## Work order
Copy out every record exactly.

= = =

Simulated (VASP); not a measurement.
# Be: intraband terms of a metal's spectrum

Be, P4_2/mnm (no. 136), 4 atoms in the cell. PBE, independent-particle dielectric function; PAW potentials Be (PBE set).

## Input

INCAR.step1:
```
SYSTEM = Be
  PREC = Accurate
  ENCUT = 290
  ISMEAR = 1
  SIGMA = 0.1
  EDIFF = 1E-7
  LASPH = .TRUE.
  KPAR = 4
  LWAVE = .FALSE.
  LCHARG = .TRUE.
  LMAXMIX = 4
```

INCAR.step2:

= = =

## Result
Simulated (VASP); not a measurement.
# Be: intraband terms of a metal's spectrum

Be, P4_2/mnm (no. 136), 4 atoms in the cell. PBE, independent-particle dielectric function; PAW potentials Be (PBE set).

## Input

INCAR.step1:
```
SYSTEM = Be
  PREC = Accurate
  ENCUT = 290
  ISMEAR = 1
  SIGMA = 0.1
  EDIFF = 1E-7
  LASPH = .TRUE.
  KPAR = 4
  LWAVE = .FALSE.
  LCHARG = .TRUE.
  LMAXMIX = 4
```

INCAR.step2:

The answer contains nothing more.